- Task item
Please restate, exactly as written, the lines running from the beginning of the material through the line that has "No frequency check was run." in it.

___

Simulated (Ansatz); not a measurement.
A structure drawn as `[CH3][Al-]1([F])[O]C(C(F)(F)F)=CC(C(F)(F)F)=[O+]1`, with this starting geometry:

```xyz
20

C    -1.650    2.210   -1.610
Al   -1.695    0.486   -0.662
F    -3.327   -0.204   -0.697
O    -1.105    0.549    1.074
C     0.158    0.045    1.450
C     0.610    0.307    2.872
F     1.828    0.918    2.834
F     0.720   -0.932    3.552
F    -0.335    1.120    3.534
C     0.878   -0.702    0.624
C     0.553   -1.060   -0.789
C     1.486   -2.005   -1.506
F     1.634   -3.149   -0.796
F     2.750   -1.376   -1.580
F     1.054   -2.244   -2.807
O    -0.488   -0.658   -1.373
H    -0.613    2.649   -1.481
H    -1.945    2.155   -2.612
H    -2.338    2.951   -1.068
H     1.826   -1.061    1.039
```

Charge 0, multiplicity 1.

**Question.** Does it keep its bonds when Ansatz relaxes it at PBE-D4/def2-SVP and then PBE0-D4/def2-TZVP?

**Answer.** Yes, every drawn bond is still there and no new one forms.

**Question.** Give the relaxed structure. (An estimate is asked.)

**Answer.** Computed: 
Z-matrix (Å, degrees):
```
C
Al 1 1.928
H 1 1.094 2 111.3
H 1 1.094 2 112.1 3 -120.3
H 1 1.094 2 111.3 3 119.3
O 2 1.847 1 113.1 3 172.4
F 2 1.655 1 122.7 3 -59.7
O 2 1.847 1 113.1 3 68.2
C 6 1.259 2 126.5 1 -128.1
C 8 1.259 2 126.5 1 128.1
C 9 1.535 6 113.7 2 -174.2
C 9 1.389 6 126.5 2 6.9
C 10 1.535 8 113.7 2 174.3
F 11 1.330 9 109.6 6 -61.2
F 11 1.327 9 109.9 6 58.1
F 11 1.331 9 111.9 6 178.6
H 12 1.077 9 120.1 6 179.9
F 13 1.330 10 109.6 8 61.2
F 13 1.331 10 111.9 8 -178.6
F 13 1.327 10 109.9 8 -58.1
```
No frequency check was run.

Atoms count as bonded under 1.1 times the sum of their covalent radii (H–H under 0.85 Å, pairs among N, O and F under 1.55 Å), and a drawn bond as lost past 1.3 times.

___

- Exercise answer
Simulated (Ansatz); not a measurement.
A structure drawn as `[CH3][Al-]1([F])[O]C(C(F)(F)F)=CC(C(F)(F)F)=[O+]1`, with this starting geometry:

```xyz
20

C    -1.650    2.210   -1.610
Al   -1.695    0.486   -0.662
F    -3.327   -0.204   -0.697
O    -1.105    0.549    1.074
C     0.158    0.045    1.450
C     0.610    0.307    2.872
F     1.828    0.918    2.834
F     0.720   -0.932    3.552
F    -0.335    1.120    3.534
C     0.878   -0.702    0.624
C     0.553   -1.060   -0.789
C     1.486   -2.005   -1.506
F     1.634   -3.149   -0.796
F     2.750   -1.376   -1.580
F     1.054   -2.244   -2.807
O    -0.488   -0.658   -1.373
H    -0.613    2.649   -1.481
H    -1.945    2.155   -2.612
H    -2.338    2.951   -1.068
H     1.826   -1.061    1.039
```

Charge 0, multiplicity 1.

**Question.** Does it keep its bonds when Ansatz relaxes it at PBE-D4/def2-SVP and then PBE0-D4/def2-TZVP?

**Answer.** Yes, every drawn bond is still there and no new one forms.

**Question.** Give the relaxed structure. (An estimate is asked.)

**Answer.** Computed: 
Z-matrix (Å, degrees):
```
C
Al 1 1.928
H 1 1.094 2 111.3
H 1 1.094 2 112.1 3 -120.3
H 1 1.094 2 111.3 3 119.3
O 2 1.847 1 113.1 3 172.4
F 2 1.655 1 122.7 3 -59.7
O 2 1.847 1 113.1 3 68.2
C 6 1.259 2 126.5 1 -128.1
C 8 1.259 2 126.5 1 128.1
C 9 1.535 6 113.7 2 -174.2
C 9 1.389 6 126.5 2 6.9
C 10 1.535 8 113.7 2 174.3
F 11 1.330 9 109.6 6 -61.2
F 11 1.327 9 109.9 6 58.1
F 11 1.331 9 111.9 6 178.6
H 12 1.077 9 120.1 6 179.9
F 13 1.330 10 109.6 8 61.2
F 13 1.331 10 111.9 8 -178.6
F 13 1.327 10 109.9 8 -58.1
```
No frequency check was run.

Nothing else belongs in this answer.